----- Given information

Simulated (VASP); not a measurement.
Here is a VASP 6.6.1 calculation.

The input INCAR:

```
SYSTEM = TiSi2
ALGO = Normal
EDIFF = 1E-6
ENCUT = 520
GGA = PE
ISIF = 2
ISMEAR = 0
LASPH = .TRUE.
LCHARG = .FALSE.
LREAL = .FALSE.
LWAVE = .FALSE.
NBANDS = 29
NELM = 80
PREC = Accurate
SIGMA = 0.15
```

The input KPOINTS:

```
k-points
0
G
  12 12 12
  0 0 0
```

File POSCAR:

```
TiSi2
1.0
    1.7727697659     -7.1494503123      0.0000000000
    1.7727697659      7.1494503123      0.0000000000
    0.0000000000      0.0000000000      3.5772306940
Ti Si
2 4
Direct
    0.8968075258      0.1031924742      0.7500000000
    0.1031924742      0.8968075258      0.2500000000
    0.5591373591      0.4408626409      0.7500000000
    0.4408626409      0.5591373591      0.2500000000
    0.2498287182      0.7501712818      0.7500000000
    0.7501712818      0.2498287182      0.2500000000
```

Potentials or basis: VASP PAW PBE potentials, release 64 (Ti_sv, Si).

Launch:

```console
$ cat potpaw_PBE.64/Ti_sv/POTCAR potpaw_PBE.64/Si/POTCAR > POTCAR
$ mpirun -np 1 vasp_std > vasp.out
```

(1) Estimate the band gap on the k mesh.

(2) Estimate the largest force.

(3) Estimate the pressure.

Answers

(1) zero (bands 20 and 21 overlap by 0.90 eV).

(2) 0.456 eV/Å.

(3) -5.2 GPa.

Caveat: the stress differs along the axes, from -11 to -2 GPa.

----------

Only one part of the material above is to be transcribed, namely the lines starting with the line that has "Here is a VASP 6.6.1 calculation." and going on through the line that has "(3) -5.2 GPa.", exactly as they stand.

Here is a VASP 6.6.1 calculation.

The input INCAR:

```
SYSTEM = TiSi2
ALGO = Normal
EDIFF = 1E-6
ENCUT = 520
GGA = PE
ISIF = 2
ISMEAR = 0
LASPH = .TRUE.
LCHARG = .FALSE.
LREAL = .FALSE.
LWAVE = .FALSE.
NBANDS = 29
NELM = 80
PREC = Accurate
SIGMA = 0.15
```

The input KPOINTS:

```
k-points
0
G
  12 12 12
  0 0 0
```

File POSCAR:

```
TiSi2
1.0
    1.7727697659     -7.1494503123      0.0000000000
    1.7727697659      7.1494503123      0.0000000000
    0.0000000000      0.0000000000      3.5772306940
Ti Si
2 4
Direct
    0.8968075258      0.1031924742      0.7500000000
    0.1031924742      0.8968075258      0.2500000000
    0.5591373591      0.4408626409      0.7500000000
    0.4408626409      0.5591373591      0.2500000000
    0.2498287182      0.7501712818      0.7500000000
    0.7501712818      0.2498287182      0.2500000000
```

Potentials or basis: VASP PAW PBE potentials, release 64 (Ti_sv, Si).

Launch:

```console
$ cat potpaw_PBE.64/Ti_sv/POTCAR potpaw_PBE.64/Si/POTCAR > POTCAR
$ mpirun -np 1 vasp_std > vasp.out
```

(1) Estimate the band gap on the k mesh.

(2) Estimate the largest force.

(3) Estimate the pressure.

Answers

(1) zero (bands 20 and 21 overlap by 0.90 eV).

(2) 0.456 eV/Å.

(3) -5.2 GPa.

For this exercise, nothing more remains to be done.